**Entries provided**:
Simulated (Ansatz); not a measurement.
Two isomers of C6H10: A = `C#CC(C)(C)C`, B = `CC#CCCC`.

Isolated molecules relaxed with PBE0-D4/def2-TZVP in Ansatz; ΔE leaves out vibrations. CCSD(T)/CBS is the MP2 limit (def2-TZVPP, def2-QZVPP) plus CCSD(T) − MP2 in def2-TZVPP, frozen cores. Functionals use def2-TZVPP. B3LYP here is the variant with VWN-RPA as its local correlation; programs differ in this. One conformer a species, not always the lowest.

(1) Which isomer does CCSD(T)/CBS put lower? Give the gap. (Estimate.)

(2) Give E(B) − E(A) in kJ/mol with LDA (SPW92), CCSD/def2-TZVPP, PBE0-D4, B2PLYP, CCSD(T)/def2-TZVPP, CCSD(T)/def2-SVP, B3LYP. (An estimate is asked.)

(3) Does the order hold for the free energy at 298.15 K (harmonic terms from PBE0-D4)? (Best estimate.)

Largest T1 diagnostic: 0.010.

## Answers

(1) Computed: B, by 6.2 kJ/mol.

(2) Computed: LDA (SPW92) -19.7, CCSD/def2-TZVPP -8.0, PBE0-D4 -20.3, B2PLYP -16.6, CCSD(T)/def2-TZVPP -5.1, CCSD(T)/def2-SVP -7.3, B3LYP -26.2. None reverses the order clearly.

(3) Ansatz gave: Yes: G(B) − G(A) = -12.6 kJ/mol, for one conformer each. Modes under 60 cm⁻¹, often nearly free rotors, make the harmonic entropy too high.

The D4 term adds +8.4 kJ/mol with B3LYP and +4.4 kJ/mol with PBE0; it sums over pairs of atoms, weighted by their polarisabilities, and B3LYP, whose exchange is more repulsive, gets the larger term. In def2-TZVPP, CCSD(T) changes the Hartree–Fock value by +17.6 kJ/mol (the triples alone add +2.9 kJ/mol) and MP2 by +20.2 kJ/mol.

**Assigned task**: Start at the first line of the entries above. Set down each line exactly through the one with "(1) Which isomer", and stop there.

**Written answer**:
Simulated (Ansatz); not a measurement.
Two isomers of C6H10: A = `C#CC(C)(C)C`, B = `CC#CCCC`.

Isolated molecules relaxed with PBE0-D4/def2-TZVP in Ansatz; ΔE leaves out vibrations. CCSD(T)/CBS is the MP2 limit (def2-TZVPP, def2-QZVPP) plus CCSD(T) − MP2 in def2-TZVPP, frozen cores. Functionals use def2-TZVPP. B3LYP here is the variant with VWN-RPA as its local correlation; programs differ in this. One conformer a species, not always the lowest.

(1) Which isomer does CCSD(T)/CBS put lower? Give the gap. (Estimate.)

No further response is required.